== Segment start ==

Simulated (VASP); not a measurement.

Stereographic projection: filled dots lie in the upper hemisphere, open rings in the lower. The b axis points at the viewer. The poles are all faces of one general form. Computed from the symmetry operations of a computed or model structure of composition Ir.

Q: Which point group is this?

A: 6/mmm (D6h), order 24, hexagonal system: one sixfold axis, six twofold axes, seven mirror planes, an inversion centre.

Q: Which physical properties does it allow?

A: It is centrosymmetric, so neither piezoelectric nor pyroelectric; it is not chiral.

== Segment end ==

WORK INSTRUCTION:
Reproduce the entire listing word for word.

RESULT:
Simulated (VASP); not a measurement.

Stereographic projection: filled dots lie in the upper hemisphere, open rings in the lower. The b axis points at the viewer. The poles are all faces of one general form. Computed from the symmetry operations of a computed or model structure of composition Ir.

Q: Which point group is this?

A: 6/mmm (D6h), order 24, hexagonal system: one sixfold axis, six twofold axes, seven mirror planes, an inversion centre.

Q: Which physical properties does it allow?

A: It is centrosymmetric, so neither piezoelectric nor pyroelectric; it is not chiral.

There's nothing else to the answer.